# Required action
Reproduce exactly the lines from the top of the records below through the line holding "Consider the formal".

^^^^^^^^^^^^^^^^
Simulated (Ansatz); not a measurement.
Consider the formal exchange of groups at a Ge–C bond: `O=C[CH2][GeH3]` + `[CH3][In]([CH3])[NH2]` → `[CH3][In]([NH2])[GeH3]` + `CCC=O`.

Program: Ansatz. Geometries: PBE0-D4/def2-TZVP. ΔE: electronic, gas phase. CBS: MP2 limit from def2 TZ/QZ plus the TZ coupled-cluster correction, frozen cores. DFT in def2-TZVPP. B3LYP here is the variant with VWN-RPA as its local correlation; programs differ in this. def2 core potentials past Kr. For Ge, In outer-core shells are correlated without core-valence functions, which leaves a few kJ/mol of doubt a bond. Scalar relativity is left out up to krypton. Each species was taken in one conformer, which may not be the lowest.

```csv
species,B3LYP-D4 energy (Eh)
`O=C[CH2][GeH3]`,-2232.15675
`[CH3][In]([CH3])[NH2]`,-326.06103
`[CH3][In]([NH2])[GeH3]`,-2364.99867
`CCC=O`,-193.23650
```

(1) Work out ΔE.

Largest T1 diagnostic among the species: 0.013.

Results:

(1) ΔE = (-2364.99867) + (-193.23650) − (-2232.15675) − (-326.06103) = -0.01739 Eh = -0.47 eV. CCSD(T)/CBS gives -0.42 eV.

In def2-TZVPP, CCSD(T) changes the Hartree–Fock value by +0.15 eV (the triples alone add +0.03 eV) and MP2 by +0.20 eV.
^^^^^^^^^^^^^^^^

# Written answer
Simulated (Ansatz); not a measurement.
Consider the formal exchange of groups at a Ge–C bond: `O=C[CH2][GeH3]` + `[CH3][In]([CH3])[NH2]` → `[CH3][In]([NH2])[GeH3]` + `CCC=O`.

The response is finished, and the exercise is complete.